.....

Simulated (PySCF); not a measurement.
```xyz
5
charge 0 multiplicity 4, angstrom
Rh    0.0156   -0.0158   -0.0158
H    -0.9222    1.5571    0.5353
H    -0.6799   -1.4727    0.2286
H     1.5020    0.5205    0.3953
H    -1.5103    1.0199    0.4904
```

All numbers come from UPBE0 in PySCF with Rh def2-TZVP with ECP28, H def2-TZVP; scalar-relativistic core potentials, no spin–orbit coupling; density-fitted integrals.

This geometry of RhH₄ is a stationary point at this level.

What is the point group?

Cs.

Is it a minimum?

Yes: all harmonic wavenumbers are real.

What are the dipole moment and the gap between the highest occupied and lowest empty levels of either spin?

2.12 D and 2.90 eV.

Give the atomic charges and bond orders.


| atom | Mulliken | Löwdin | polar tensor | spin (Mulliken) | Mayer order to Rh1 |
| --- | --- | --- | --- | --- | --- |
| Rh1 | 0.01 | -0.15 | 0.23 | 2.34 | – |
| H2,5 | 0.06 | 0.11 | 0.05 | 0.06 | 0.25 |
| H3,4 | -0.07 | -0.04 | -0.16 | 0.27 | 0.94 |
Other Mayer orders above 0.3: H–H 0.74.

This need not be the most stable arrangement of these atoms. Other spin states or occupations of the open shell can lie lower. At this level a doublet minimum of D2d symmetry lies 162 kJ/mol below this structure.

.....

> [ASSIGNED TASK]:
Your task is to set down again, exactly, every line from the beginning of the listing through the line with "Other Mayer orders above 0.3: H–H 0.74.".

> [EXERCISE OUTPUT]:
Simulated (PySCF); not a measurement.
```xyz
5
charge 0 multiplicity 4, angstrom
Rh    0.0156   -0.0158   -0.0158
H    -0.9222    1.5571    0.5353
H    -0.6799   -1.4727    0.2286
H     1.5020    0.5205    0.3953
H    -1.5103    1.0199    0.4904
```

All numbers come from UPBE0 in PySCF with Rh def2-TZVP with ECP28, H def2-TZVP; scalar-relativistic core potentials, no spin–orbit coupling; density-fitted integrals.

This geometry of RhH₄ is a stationary point at this level.

What is the point group?

Cs.

Is it a minimum?

Yes: all harmonic wavenumbers are real.

What are the dipole moment and the gap between the highest occupied and lowest empty levels of either spin?

2.12 D and 2.90 eV.

Give the atomic charges and bond orders.


| atom | Mulliken | Löwdin | polar tensor | spin (Mulliken) | Mayer order to Rh1 |
| --- | --- | --- | --- | --- | --- |
| Rh1 | 0.01 | -0.15 | 0.23 | 2.34 | – |
| H2,5 | 0.06 | 0.11 | 0.05 | 0.06 | 0.25 |
| H3,4 | -0.07 | -0.04 | -0.16 | 0.27 | 0.94 |
Other Mayer orders above 0.3: H–H 0.74.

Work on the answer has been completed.